Work instruction = Beginning with the first line and ending with the one containing "- QE PBE+D3(BJ), sssp-1.3.0-efficiency, 60/480", copy the lines of the listing below exactly; omit everything else.

Recorded data =
====
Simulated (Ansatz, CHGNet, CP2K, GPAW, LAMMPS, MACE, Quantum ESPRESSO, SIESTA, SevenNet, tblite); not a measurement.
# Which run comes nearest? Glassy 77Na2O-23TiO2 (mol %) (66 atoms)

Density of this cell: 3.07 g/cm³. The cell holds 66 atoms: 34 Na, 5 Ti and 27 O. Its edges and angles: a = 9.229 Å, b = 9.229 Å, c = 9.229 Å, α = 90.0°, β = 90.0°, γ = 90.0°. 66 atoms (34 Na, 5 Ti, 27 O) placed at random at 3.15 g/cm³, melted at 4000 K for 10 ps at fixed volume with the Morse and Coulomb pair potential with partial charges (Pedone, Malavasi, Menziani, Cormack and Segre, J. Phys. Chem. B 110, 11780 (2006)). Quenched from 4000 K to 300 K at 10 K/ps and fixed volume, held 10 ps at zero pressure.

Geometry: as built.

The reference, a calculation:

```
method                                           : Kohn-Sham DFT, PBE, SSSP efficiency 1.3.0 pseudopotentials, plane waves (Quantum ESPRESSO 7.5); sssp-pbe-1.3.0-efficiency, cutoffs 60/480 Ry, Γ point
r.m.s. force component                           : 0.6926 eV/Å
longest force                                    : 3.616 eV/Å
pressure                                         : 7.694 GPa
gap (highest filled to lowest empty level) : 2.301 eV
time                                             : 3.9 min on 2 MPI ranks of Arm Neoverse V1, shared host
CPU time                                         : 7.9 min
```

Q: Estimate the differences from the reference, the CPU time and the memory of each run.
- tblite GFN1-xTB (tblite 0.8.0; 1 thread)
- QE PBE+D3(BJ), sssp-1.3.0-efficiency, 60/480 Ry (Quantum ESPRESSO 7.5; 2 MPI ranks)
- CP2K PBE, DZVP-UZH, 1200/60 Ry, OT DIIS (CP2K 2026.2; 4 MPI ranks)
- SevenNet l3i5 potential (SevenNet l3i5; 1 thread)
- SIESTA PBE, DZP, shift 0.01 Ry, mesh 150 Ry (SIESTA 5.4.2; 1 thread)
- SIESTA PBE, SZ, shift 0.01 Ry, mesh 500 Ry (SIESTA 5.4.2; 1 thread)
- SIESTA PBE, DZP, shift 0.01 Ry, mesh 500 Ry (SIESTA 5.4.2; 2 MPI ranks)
====

Exercise result =
Simulated (Ansatz, CHGNet, CP2K, GPAW, LAMMPS, MACE, Quantum ESPRESSO, SIESTA, SevenNet, tblite); not a measurement.
# Which run comes nearest? Glassy 77Na2O-23TiO2 (mol %) (66 atoms)

Density of this cell: 3.07 g/cm³. The cell holds 66 atoms: 34 Na, 5 Ti and 27 O. Its edges and angles: a = 9.229 Å, b = 9.229 Å, c = 9.229 Å, α = 90.0°, β = 90.0°, γ = 90.0°. 66 atoms (34 Na, 5 Ti, 27 O) placed at random at 3.15 g/cm³, melted at 4000 K for 10 ps at fixed volume with the Morse and Coulomb pair potential with partial charges (Pedone, Malavasi, Menziani, Cormack and Segre, J. Phys. Chem. B 110, 11780 (2006)). Quenched from 4000 K to 300 K at 10 K/ps and fixed volume, held 10 ps at zero pressure.

Geometry: as built.

The reference, a calculation:

```
method                                           : Kohn-Sham DFT, PBE, SSSP efficiency 1.3.0 pseudopotentials, plane waves (Quantum ESPRESSO 7.5); sssp-pbe-1.3.0-efficiency, cutoffs 60/480 Ry, Γ point
r.m.s. force component                           : 0.6926 eV/Å
longest force                                    : 3.616 eV/Å
pressure                                         : 7.694 GPa
gap (highest filled to lowest empty level) : 2.301 eV
time                                             : 3.9 min on 2 MPI ranks of Arm Neoverse V1, shared host
CPU time                                         : 7.9 min
```

Q: Estimate the differences from the reference, the CPU time and the memory of each run.
- tblite GFN1-xTB (tblite 0.8.0; 1 thread)
- QE PBE+D3(BJ), sssp-1.3.0-efficiency, 60/480 Ry (Quantum ESPRESSO 7.5; 2 MPI ranks)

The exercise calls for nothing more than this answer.